Activity:
Set down, exactly as written, every line from the top of the records below to the line containing "(CH2), 10.1 (CH2).", both ends included, and no others.

_ _ _ _
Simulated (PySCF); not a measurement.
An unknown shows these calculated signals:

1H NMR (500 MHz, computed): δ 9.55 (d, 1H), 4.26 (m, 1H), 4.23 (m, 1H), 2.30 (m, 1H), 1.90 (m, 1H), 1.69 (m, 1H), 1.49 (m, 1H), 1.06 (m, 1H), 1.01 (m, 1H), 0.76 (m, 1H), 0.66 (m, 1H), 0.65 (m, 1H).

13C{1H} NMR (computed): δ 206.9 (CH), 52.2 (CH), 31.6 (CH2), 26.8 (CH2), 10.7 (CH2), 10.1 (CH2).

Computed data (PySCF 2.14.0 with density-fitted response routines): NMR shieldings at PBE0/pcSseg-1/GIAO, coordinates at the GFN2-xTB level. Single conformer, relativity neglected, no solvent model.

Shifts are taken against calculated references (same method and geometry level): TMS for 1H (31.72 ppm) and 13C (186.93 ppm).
_ _ _ _

Worked solution:
Simulated (PySCF); not a measurement.
An unknown shows these calculated signals:

1H NMR (500 MHz, computed): δ 9.55 (d, 1H), 4.26 (m, 1H), 4.23 (m, 1H), 2.30 (m, 1H), 1.90 (m, 1H), 1.69 (m, 1H), 1.49 (m, 1H), 1.06 (m, 1H), 1.01 (m, 1H), 0.76 (m, 1H), 0.66 (m, 1H), 0.65 (m, 1H).

13C{1H} NMR (computed): δ 206.9 (CH), 52.2 (CH), 31.6 (CH2), 26.8 (CH2), 10.7 (CH2), 10.1 (CH2).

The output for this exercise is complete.